Record set:

=-=-=-=-=

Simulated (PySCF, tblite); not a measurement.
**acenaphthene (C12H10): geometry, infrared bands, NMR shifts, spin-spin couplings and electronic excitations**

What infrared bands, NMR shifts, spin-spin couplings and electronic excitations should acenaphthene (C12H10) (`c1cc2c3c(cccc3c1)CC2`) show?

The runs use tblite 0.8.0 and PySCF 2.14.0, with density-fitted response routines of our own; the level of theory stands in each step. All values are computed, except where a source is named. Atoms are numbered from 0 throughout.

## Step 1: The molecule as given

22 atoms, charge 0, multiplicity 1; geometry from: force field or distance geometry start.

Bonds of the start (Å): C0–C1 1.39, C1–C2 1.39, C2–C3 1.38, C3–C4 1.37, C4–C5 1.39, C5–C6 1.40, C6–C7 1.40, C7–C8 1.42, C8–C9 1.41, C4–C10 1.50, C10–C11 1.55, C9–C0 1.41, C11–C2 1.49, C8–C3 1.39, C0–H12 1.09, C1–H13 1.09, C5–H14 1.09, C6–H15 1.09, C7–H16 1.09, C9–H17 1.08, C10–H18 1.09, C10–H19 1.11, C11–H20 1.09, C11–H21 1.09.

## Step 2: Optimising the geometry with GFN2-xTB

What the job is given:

=-=-=-=-=

Activity: Give again, exactly as written, every line from the first one above through the line that has "## Step 2: Optimising" in it.

Problem solution:
Simulated (PySCF, tblite); not a measurement.
**acenaphthene (C12H10): geometry, infrared bands, NMR shifts, spin-spin couplings and electronic excitations**

What infrared bands, NMR shifts, spin-spin couplings and electronic excitations should acenaphthene (C12H10) (`c1cc2c3c(cccc3c1)CC2`) show?

The runs use tblite 0.8.0 and PySCF 2.14.0, with density-fitted response routines of our own; the level of theory stands in each step. All values are computed, except where a source is named. Atoms are numbered from 0 throughout.

## Step 1: The molecule as given

22 atoms, charge 0, multiplicity 1; geometry from: force field or distance geometry start.

Bonds of the start (Å): C0–C1 1.39, C1–C2 1.39, C2–C3 1.38, C3–C4 1.37, C4–C5 1.39, C5–C6 1.40, C6–C7 1.40, C7–C8 1.42, C8–C9 1.41, C4–C10 1.50, C10–C11 1.55, C9–C0 1.41, C11–C2 1.49, C8–C3 1.39, C0–H12 1.09, C1–H13 1.09, C5–H14 1.09, C6–H15 1.09, C7–H16 1.09, C9–H17 1.08, C10–H18 1.09, C10–H19 1.11, C11–H20 1.09, C11–H21 1.09.

## Step 2: Optimising the geometry with GFN2-xTB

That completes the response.